- **Data records**
····················

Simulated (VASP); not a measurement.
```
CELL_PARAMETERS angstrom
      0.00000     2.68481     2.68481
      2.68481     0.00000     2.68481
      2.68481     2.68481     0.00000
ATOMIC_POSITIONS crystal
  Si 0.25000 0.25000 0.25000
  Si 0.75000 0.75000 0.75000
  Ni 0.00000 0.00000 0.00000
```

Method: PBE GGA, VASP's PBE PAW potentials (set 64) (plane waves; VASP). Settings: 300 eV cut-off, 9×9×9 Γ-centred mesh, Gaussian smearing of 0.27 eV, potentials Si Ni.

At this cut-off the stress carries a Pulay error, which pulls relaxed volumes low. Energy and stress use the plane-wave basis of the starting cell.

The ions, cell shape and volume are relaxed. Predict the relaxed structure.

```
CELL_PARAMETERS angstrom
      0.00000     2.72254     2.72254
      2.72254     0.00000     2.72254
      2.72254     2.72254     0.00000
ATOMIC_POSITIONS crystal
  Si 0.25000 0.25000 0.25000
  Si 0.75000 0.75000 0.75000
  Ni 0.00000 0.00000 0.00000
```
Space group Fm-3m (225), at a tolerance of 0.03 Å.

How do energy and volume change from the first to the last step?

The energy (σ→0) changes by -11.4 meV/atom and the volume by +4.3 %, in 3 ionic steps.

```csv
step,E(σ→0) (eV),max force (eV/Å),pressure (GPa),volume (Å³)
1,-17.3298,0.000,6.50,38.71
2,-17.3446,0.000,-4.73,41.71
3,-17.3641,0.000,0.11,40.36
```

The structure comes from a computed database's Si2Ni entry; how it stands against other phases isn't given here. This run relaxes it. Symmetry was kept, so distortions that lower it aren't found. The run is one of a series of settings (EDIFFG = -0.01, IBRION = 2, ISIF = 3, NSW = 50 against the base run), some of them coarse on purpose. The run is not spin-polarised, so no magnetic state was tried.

····················

- **Assigned task**
Restate, word for word and with nothing added, the lines from the first line of the listing through the one where "At this cut-off" stands.

- **Response box**
Simulated (VASP); not a measurement.
```
CELL_PARAMETERS angstrom
      0.00000     2.68481     2.68481
      2.68481     0.00000     2.68481
      2.68481     2.68481     0.00000
ATOMIC_POSITIONS crystal
  Si 0.25000 0.25000 0.25000
  Si 0.75000 0.75000 0.75000
  Ni 0.00000 0.00000 0.00000
```

Method: PBE GGA, VASP's PBE PAW potentials (set 64) (plane waves; VASP). Settings: 300 eV cut-off, 9×9×9 Γ-centred mesh, Gaussian smearing of 0.27 eV, potentials Si Ni.

At this cut-off the stress carries a Pulay error, which pulls relaxed volumes low. Energy and stress use the plane-wave basis of the starting cell.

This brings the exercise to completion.